——

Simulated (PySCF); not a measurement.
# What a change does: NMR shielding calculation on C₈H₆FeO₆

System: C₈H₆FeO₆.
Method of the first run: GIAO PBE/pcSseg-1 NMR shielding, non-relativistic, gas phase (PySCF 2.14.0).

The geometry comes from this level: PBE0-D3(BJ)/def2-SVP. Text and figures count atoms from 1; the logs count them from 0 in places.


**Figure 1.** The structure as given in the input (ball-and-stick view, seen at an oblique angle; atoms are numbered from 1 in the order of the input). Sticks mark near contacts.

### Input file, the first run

——

# Assigned task
Please return the material above exactly as written.

# Answer section
Simulated (PySCF); not a measurement.
# What a change does: NMR shielding calculation on C₈H₆FeO₆

System: C₈H₆FeO₆.
Method of the first run: GIAO PBE/pcSseg-1 NMR shielding, non-relativistic, gas phase (PySCF 2.14.0).

The geometry comes from this level: PBE0-D3(BJ)/def2-SVP. Text and figures count atoms from 1; the logs count them from 0 in places.


**Figure 1.** The structure as given in the input (ball-and-stick view, seen at an oblique angle; atoms are numbered from 1 in the order of the input). Sticks mark near contacts.

### Input file, the first run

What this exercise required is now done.